## Work request
The response must contain every record, repeated exactly.

## Recorded information

########

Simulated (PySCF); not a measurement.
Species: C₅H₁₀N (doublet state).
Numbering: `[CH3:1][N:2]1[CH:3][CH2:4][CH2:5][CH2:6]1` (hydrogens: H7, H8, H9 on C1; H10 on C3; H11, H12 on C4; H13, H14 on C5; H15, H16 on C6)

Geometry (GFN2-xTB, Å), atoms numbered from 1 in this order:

########

## Response box
Simulated (PySCF); not a measurement.
Species: C₅H₁₀N (doublet state).
Numbering: `[CH3:1][N:2]1[CH:3][CH2:4][CH2:5][CH2:6]1` (hydrogens: H7, H8, H9 on C1; H10 on C3; H11, H12 on C4; H13, H14 on C5; H15, H16 on C6)

Geometry (GFN2-xTB, Å), atoms numbered from 1 in this order:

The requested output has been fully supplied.